******************************
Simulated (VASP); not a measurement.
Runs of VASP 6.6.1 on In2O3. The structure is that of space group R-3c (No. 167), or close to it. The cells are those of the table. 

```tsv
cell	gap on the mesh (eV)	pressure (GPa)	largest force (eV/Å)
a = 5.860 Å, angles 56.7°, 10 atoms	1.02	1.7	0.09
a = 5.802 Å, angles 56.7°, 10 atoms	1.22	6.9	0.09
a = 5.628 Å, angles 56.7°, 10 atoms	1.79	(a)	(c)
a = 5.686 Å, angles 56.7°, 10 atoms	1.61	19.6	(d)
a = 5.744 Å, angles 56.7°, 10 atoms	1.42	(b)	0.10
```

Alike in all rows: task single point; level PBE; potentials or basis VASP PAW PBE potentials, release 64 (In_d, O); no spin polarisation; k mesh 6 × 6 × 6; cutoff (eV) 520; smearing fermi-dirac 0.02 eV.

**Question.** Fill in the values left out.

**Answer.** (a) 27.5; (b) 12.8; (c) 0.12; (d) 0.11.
******************************

§ **ASSIGNED TASK**
The material should be transcribed in full, character for character.

§ **RESPONSE AREA**
Simulated (VASP); not a measurement.
Runs of VASP 6.6.1 on In2O3. The structure is that of space group R-3c (No. 167), or close to it. The cells are those of the table. 

```tsv
cell	gap on the mesh (eV)	pressure (GPa)	largest force (eV/Å)
a = 5.860 Å, angles 56.7°, 10 atoms	1.02	1.7	0.09
a = 5.802 Å, angles 56.7°, 10 atoms	1.22	6.9	0.09
a = 5.628 Å, angles 56.7°, 10 atoms	1.79	(a)	(c)
a = 5.686 Å, angles 56.7°, 10 atoms	1.61	19.6	(d)
a = 5.744 Å, angles 56.7°, 10 atoms	1.42	(b)	0.10
```

Alike in all rows: task single point; level PBE; potentials or basis VASP PAW PBE potentials, release 64 (In_d, O); no spin polarisation; k mesh 6 × 6 × 6; cutoff (eV) 520; smearing fermi-dirac 0.02 eV.

**Question.** Fill in the values left out.

**Answer.** (a) 27.5; (b) 12.8; (c) 0.12; (d) 0.11.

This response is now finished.